--- WORK REQUEST ---
Each of the lines below must be written out exactly as shown.

--- PROVIDED MATERIAL ---
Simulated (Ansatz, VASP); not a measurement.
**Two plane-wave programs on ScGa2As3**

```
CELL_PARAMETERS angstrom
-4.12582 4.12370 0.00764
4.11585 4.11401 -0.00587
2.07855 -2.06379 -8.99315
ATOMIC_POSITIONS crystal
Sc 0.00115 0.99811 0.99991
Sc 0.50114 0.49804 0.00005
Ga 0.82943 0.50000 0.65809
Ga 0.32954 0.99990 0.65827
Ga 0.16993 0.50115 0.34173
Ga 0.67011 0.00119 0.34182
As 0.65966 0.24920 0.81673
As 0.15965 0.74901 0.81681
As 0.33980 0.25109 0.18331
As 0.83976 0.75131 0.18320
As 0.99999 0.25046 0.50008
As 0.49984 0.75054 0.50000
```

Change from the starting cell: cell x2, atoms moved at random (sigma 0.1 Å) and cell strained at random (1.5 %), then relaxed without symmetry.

--- RESPONSE BOX ---
Simulated (Ansatz, VASP); not a measurement.
**Two plane-wave programs on ScGa2As3**

```
CELL_PARAMETERS angstrom
-4.12582 4.12370 0.00764
4.11585 4.11401 -0.00587
2.07855 -2.06379 -8.99315
ATOMIC_POSITIONS crystal
Sc 0.00115 0.99811 0.99991
Sc 0.50114 0.49804 0.00005
Ga 0.82943 0.50000 0.65809
Ga 0.32954 0.99990 0.65827
Ga 0.16993 0.50115 0.34173
Ga 0.67011 0.00119 0.34182
As 0.65966 0.24920 0.81673
As 0.15965 0.74901 0.81681
As 0.33980 0.25109 0.18331
As 0.83976 0.75131 0.18320
As 0.99999 0.25046 0.50008
As 0.49984 0.75054 0.50000
```

Change from the starting cell: cell x2, atoms moved at random (sigma 0.1 Å) and cell strained at random (1.5 %), then relaxed without symmetry.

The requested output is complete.